——————————

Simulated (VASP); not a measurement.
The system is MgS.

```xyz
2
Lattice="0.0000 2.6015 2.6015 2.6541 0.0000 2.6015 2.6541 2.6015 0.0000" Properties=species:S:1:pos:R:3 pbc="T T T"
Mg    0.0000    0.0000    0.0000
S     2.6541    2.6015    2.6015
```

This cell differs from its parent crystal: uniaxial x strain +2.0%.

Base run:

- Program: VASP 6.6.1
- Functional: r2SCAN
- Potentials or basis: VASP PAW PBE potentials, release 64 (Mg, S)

——————————

WORK REQUEST:
Reproduce all entries. Keep them exact.

ANSWER AREA:
Simulated (VASP); not a measurement.
The system is MgS.

```xyz
2
Lattice="0.0000 2.6015 2.6015 2.6541 0.0000 2.6015 2.6541 2.6015 0.0000" Properties=species:S:1:pos:R:3 pbc="T T T"
Mg    0.0000    0.0000    0.0000
S     2.6541    2.6015    2.6015
```

This cell differs from its parent crystal: uniaxial x strain +2.0%.

Base run:

- Program: VASP 6.6.1
- Functional: r2SCAN
- Potentials or basis: VASP PAW PBE potentials, release 64 (Mg, S)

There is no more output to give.